● **WORK ITEM**
Word for word, restate the lines from the start of the data below through the line containing "Geometry: B3LYP-D3(BJ)/def2-TZVPD. The".

________________________

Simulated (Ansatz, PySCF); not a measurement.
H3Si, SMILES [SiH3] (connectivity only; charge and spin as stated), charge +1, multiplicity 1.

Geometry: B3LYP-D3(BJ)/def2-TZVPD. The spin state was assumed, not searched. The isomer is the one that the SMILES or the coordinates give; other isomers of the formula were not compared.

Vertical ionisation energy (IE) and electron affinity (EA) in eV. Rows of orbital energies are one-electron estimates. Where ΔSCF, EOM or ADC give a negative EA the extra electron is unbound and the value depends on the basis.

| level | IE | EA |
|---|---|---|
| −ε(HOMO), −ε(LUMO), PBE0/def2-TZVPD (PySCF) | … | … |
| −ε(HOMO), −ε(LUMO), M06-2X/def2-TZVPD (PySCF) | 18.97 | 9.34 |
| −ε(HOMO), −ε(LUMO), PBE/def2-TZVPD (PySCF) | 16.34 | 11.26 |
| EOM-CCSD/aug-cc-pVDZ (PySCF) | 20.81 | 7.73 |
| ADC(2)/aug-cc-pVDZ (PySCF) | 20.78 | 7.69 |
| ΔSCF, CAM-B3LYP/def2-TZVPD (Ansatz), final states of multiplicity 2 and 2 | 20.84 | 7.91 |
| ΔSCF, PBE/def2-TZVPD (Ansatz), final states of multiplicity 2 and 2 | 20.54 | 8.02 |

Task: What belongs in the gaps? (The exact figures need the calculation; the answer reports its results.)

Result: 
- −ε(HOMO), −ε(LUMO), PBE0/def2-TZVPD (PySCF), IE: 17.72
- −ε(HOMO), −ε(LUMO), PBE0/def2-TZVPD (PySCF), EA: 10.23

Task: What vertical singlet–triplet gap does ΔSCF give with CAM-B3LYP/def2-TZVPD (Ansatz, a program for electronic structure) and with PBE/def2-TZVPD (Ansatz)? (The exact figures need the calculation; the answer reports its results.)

________________________

● **ANSWER BOX**
Simulated (Ansatz, PySCF); not a measurement.
H3Si, SMILES [SiH3] (connectivity only; charge and spin as stated), charge +1, multiplicity 1.

Geometry: B3LYP-D3(BJ)/def2-TZVPD. The spin state was assumed, not searched. The isomer is the one that the SMILES or the coordinates give; other isomers of the formula were not compared.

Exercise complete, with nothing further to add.